+ + + +

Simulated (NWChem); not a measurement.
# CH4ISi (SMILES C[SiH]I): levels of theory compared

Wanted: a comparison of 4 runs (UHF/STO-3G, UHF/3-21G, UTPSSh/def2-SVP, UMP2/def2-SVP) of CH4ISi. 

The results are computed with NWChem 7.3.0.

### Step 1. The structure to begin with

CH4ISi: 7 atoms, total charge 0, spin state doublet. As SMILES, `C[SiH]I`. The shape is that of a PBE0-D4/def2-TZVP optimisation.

+ + + +

**Work order:** Print out each record above exactly, with nothing omitted.

**Task solution:**
Simulated (NWChem); not a measurement.
# CH4ISi (SMILES C[SiH]I): levels of theory compared

Wanted: a comparison of 4 runs (UHF/STO-3G, UHF/3-21G, UTPSSh/def2-SVP, UMP2/def2-SVP) of CH4ISi. 

The results are computed with NWChem 7.3.0.

### Step 1. The structure to begin with

CH4ISi: 7 atoms, total charge 0, spin state doublet. As SMILES, `C[SiH]I`. The shape is that of a PBE0-D4/def2-TZVP optimisation.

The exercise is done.